§ **Supplied information**:
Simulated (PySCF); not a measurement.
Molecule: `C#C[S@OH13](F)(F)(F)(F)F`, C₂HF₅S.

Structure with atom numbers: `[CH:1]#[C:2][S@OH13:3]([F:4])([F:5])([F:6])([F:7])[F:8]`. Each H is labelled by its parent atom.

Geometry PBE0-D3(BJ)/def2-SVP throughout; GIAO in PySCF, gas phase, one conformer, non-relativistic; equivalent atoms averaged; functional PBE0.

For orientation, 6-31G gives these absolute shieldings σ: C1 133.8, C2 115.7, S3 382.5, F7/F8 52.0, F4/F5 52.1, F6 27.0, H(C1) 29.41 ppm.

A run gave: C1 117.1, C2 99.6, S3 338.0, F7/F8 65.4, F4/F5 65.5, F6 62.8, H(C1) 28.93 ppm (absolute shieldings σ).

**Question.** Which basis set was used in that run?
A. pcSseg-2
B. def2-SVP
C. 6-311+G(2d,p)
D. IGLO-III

§ **Exercise**: In full and without changes, give the data above once more.

§ **Your response**:
Simulated (PySCF); not a measurement.
Molecule: `C#C[S@OH13](F)(F)(F)(F)F`, C₂HF₅S.

Structure with atom numbers: `[CH:1]#[C:2][S@OH13:3]([F:4])([F:5])([F:6])([F:7])[F:8]`. Each H is labelled by its parent atom.

Geometry PBE0-D3(BJ)/def2-SVP throughout; GIAO in PySCF, gas phase, one conformer, non-relativistic; equivalent atoms averaged; functional PBE0.

For orientation, 6-31G gives these absolute shieldings σ: C1 133.8, C2 115.7, S3 382.5, F7/F8 52.0, F4/F5 52.1, F6 27.0, H(C1) 29.41 ppm.

A run gave: C1 117.1, C2 99.6, S3 338.0, F7/F8 65.4, F4/F5 65.5, F6 62.8, H(C1) 28.93 ppm (absolute shieldings σ).

**Question.** Which basis set was used in that run?
A. pcSseg-2
B. def2-SVP
C. 6-311+G(2d,p)
D. IGLO-III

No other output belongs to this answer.